ACTIVITY ▸ Write down exactly the lines of the records below, beginning with the first and ending with the line that includes "Coordinates come from".

DATA FOR REVIEW ▸
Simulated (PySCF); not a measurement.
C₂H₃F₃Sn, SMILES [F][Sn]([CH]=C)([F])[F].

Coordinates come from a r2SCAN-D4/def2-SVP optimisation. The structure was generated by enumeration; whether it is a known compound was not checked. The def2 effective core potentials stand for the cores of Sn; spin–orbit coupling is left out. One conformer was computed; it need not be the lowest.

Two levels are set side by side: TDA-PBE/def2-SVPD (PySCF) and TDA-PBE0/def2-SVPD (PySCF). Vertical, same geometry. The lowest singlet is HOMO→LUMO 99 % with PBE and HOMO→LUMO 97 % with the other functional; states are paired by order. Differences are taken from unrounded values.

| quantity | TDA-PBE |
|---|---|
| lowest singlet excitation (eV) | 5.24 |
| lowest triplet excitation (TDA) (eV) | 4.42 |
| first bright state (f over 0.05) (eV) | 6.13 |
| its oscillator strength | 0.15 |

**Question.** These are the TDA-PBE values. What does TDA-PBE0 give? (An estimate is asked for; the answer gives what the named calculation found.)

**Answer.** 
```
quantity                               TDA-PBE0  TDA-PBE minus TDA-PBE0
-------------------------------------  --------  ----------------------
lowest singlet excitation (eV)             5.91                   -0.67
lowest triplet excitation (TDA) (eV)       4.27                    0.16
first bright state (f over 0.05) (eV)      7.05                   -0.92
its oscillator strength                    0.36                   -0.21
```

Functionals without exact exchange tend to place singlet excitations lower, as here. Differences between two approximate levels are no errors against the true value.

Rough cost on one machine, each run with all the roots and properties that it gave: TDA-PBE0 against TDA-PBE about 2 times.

ANSWER SPACE ▸
Simulated (PySCF); not a measurement.
C₂H₃F₃Sn, SMILES [F][Sn]([CH]=C)([F])[F].

Coordinates come from a r2SCAN-D4/def2-SVP optimisation. The structure was generated by enumeration; whether it is a known compound was not checked. The def2 effective core potentials stand for the cores of Sn; spin–orbit coupling is left out. One conformer was computed; it need not be the lowest.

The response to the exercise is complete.